== Segment start ==
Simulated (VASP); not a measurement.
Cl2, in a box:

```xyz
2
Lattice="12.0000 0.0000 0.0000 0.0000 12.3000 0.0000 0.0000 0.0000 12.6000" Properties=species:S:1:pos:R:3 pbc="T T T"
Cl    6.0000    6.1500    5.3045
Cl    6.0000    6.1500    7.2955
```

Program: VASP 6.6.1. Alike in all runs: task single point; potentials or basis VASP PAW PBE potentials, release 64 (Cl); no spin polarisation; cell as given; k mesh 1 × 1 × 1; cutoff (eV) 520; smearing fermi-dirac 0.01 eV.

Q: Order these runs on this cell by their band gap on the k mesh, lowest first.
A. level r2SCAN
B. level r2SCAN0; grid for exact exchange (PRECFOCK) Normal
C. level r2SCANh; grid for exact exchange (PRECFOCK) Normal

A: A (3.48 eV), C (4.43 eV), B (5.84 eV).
== Segment end ==

Quote exactly the stretch of lines above that starts at the first one and ends at the line with "C. level r2SCANh;", and nothing beyond it.

WORKED SOLUTION ▸
Simulated (VASP); not a measurement.
Cl2, in a box:

```xyz
2
Lattice="12.0000 0.0000 0.0000 0.0000 12.3000 0.0000 0.0000 0.0000 12.6000" Properties=species:S:1:pos:R:3 pbc="T T T"
Cl    6.0000    6.1500    5.3045
Cl    6.0000    6.1500    7.2955
```

Program: VASP 6.6.1. Alike in all runs: task single point; potentials or basis VASP PAW PBE potentials, release 64 (Cl); no spin polarisation; cell as given; k mesh 1 × 1 × 1; cutoff (eV) 520; smearing fermi-dirac 0.01 eV.

Q: Order these runs on this cell by their band gap on the k mesh, lowest first.
A. level r2SCAN
B. level r2SCAN0; grid for exact exchange (PRECFOCK) Normal
C. level r2SCANh; grid for exact exchange (PRECFOCK) Normal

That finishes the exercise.